## Action item
Begin with the first line of the entries below. Copy each line exactly, stopping after the one that contains "4.063 | -0.0008 |".

## Information
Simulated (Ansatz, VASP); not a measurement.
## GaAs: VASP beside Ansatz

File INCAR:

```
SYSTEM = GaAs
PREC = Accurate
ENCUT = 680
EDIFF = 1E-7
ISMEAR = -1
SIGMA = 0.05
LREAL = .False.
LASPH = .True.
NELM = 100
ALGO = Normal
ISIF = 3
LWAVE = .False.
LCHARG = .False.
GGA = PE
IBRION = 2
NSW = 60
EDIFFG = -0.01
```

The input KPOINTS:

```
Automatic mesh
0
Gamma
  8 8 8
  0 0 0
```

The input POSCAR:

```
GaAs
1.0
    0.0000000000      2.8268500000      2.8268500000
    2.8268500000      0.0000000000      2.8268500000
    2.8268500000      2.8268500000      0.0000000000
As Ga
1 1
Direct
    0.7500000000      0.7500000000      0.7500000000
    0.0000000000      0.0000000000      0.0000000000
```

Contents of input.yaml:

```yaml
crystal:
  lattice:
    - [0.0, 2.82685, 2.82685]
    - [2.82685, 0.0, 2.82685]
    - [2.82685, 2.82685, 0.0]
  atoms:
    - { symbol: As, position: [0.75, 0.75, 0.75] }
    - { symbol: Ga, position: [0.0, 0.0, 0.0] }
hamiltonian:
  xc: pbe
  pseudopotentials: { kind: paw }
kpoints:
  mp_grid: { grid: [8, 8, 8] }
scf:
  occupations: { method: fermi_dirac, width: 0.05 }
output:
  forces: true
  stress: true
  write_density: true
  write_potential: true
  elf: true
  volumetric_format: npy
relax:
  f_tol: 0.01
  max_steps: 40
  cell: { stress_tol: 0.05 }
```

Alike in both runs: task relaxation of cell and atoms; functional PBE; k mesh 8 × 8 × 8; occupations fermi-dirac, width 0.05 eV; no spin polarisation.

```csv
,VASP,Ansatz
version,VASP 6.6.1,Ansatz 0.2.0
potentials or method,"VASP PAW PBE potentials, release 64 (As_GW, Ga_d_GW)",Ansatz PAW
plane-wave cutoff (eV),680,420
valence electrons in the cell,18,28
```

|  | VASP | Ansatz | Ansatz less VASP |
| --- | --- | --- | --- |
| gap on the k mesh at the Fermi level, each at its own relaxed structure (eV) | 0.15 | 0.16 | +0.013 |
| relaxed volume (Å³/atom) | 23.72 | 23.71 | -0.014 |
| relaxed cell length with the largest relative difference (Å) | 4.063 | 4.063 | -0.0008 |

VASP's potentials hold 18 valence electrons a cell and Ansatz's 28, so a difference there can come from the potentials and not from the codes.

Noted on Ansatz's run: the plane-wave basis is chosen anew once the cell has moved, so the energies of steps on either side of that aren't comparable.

## Response box
Simulated (Ansatz, VASP); not a measurement.
## GaAs: VASP beside Ansatz

File INCAR:

```
SYSTEM = GaAs
PREC = Accurate
ENCUT = 680
EDIFF = 1E-7
ISMEAR = -1
SIGMA = 0.05
LREAL = .False.
LASPH = .True.
NELM = 100
ALGO = Normal
ISIF = 3
LWAVE = .False.
LCHARG = .False.
GGA = PE
IBRION = 2
NSW = 60
EDIFFG = -0.01
```

The input KPOINTS:

```
Automatic mesh
0
Gamma
  8 8 8
  0 0 0
```

The input POSCAR:

```
GaAs
1.0
    0.0000000000      2.8268500000      2.8268500000
    2.8268500000      0.0000000000      2.8268500000
    2.8268500000      2.8268500000      0.0000000000
As Ga
1 1
Direct
    0.7500000000      0.7500000000      0.7500000000
    0.0000000000      0.0000000000      0.0000000000
```

Contents of input.yaml:

```yaml
crystal:
  lattice:
    - [0.0, 2.82685, 2.82685]
    - [2.82685, 0.0, 2.82685]
    - [2.82685, 2.82685, 0.0]
  atoms:
    - { symbol: As, position: [0.75, 0.75, 0.75] }
    - { symbol: Ga, position: [0.0, 0.0, 0.0] }
hamiltonian:
  xc: pbe
  pseudopotentials: { kind: paw }
kpoints:
  mp_grid: { grid: [8, 8, 8] }
scf:
  occupations: { method: fermi_dirac, width: 0.05 }
output:
  forces: true
  stress: true
  write_density: true
  write_potential: true
  elf: true
  volumetric_format: npy
relax:
  f_tol: 0.01
  max_steps: 40
  cell: { stress_tol: 0.05 }
```

Alike in both runs: task relaxation of cell and atoms; functional PBE; k mesh 8 × 8 × 8; occupations fermi-dirac, width 0.05 eV; no spin polarisation.

```csv
,VASP,Ansatz
version,VASP 6.6.1,Ansatz 0.2.0
potentials or method,"VASP PAW PBE potentials, release 64 (As_GW, Ga_d_GW)",Ansatz PAW
plane-wave cutoff (eV),680,420
valence electrons in the cell,18,28
```

|  | VASP | Ansatz | Ansatz less VASP |
| --- | --- | --- | --- |
| gap on the k mesh at the Fermi level, each at its own relaxed structure (eV) | 0.15 | 0.16 | +0.013 |
| relaxed volume (Å³/atom) | 23.72 | 23.71 | -0.014 |
| relaxed cell length with the largest relative difference (Å) | 4.063 | 4.063 | -0.0008 |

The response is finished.